──────── Source information
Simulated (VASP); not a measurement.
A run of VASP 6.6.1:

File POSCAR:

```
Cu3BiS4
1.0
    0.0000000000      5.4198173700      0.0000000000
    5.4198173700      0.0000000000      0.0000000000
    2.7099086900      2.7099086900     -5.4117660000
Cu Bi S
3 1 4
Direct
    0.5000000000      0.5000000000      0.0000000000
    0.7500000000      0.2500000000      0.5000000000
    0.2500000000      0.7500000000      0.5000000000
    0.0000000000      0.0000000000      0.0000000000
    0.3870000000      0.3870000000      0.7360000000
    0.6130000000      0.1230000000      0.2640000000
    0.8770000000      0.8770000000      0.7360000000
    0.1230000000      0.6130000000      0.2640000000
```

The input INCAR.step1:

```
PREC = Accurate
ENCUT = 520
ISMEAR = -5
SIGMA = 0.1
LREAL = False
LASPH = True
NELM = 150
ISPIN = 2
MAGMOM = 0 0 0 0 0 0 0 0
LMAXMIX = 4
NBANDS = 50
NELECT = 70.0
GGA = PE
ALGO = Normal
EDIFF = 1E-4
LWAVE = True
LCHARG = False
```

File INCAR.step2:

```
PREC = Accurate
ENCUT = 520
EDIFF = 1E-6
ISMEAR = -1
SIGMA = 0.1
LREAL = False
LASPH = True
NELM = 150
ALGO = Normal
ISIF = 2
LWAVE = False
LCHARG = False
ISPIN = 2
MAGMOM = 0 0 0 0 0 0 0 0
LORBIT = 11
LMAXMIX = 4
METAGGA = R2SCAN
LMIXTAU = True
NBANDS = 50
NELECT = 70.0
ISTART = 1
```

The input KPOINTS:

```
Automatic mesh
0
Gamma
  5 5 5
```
────────────────

Repeat the listing above line by line, exactly as written.

Simulated (VASP); not a measurement.
A run of VASP 6.6.1:

File POSCAR:

```
Cu3BiS4
1.0
    0.0000000000      5.4198173700      0.0000000000
    5.4198173700      0.0000000000      0.0000000000
    2.7099086900      2.7099086900     -5.4117660000
Cu Bi S
3 1 4
Direct
    0.5000000000      0.5000000000      0.0000000000
    0.7500000000      0.2500000000      0.5000000000
    0.2500000000      0.7500000000      0.5000000000
    0.0000000000      0.0000000000      0.0000000000
    0.3870000000      0.3870000000      0.7360000000
    0.6130000000      0.1230000000      0.2640000000
    0.8770000000      0.8770000000      0.7360000000
    0.1230000000      0.6130000000      0.2640000000
```

The input INCAR.step1:

```
PREC = Accurate
ENCUT = 520
ISMEAR = -5
SIGMA = 0.1
LREAL = False
LASPH = True
NELM = 150
ISPIN = 2
MAGMOM = 0 0 0 0 0 0 0 0
LMAXMIX = 4
NBANDS = 50
NELECT = 70.0
GGA = PE
ALGO = Normal
EDIFF = 1E-4
LWAVE = True
LCHARG = False
```

File INCAR.step2:

```
PREC = Accurate
ENCUT = 520
EDIFF = 1E-6
ISMEAR = -1
SIGMA = 0.1
LREAL = False
LASPH = True
NELM = 150
ALGO = Normal
ISIF = 2
LWAVE = False
LCHARG = False
ISPIN = 2
MAGMOM = 0 0 0 0 0 0 0 0
LORBIT = 11
LMAXMIX = 4
METAGGA = R2SCAN
LMIXTAU = True
NBANDS = 50
NELECT = 70.0
ISTART = 1
```

The input KPOINTS:

```
Automatic mesh
0
Gamma
  5 5 5
```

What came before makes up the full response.